▸ Work order:
Your job is to set down the listing again exactly as it stands.

____________________
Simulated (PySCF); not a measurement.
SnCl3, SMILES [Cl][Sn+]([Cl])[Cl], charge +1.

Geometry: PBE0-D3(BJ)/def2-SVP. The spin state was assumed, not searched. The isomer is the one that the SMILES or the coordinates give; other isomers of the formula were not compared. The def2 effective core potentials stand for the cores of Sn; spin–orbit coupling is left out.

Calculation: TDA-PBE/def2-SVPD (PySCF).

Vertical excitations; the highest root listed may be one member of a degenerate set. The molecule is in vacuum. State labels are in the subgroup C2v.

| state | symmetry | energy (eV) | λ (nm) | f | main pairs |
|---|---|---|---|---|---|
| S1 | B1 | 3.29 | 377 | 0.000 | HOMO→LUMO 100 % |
____________________

▸ Task answer:
Simulated (PySCF); not a measurement.
SnCl3, SMILES [Cl][Sn+]([Cl])[Cl], charge +1.

Geometry: PBE0-D3(BJ)/def2-SVP. The spin state was assumed, not searched. The isomer is the one that the SMILES or the coordinates give; other isomers of the formula were not compared. The def2 effective core potentials stand for the cores of Sn; spin–orbit coupling is left out.

Calculation: TDA-PBE/def2-SVPD (PySCF).

Vertical excitations; the highest root listed may be one member of a degenerate set. The molecule is in vacuum. State labels are in the subgroup C2v.

| state | symmetry | energy (eV) | λ (nm) | f | main pairs |
|---|---|---|---|---|---|
| S1 | B1 | 3.29 | 377 | 0.000 | HOMO→LUMO 100 % |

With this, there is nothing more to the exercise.